Work task
Print all entries below exactly as they appear.

Record extracts
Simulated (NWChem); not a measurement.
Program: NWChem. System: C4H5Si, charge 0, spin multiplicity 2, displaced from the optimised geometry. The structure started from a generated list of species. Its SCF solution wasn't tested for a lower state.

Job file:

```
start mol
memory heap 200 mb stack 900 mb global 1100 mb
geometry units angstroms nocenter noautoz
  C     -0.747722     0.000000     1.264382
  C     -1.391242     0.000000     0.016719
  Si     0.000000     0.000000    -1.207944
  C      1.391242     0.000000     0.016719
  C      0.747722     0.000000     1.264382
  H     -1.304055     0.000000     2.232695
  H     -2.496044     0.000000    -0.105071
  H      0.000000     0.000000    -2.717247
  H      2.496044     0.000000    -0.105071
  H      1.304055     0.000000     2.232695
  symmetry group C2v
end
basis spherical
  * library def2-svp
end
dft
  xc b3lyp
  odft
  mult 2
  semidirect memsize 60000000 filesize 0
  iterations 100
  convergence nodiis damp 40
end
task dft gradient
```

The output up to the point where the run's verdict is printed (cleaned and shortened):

Task result
Simulated (NWChem); not a measurement.
Program: NWChem. System: C4H5Si, charge 0, spin multiplicity 2, displaced from the optimised geometry. The structure started from a generated list of species. Its SCF solution wasn't tested for a lower state.

Job file:

```
start mol
memory heap 200 mb stack 900 mb global 1100 mb
geometry units angstroms nocenter noautoz
  C     -0.747722     0.000000     1.264382
  C     -1.391242     0.000000     0.016719
  Si     0.000000     0.000000    -1.207944
  C      1.391242     0.000000     0.016719
  C      0.747722     0.000000     1.264382
  H     -1.304055     0.000000     2.232695
  H     -2.496044     0.000000    -0.105071
  H      0.000000     0.000000    -2.717247
  H      2.496044     0.000000    -0.105071
  H      1.304055     0.000000     2.232695
  symmetry group C2v
end
basis spherical
  * library def2-svp
end
dft
  xc b3lyp
  odft
  mult 2
  semidirect memsize 60000000 filesize 0
  iterations 100
  convergence nodiis damp 40
end
task dft gradient
```

The output up to the point where the run's verdict is printed (cleaned and shortened):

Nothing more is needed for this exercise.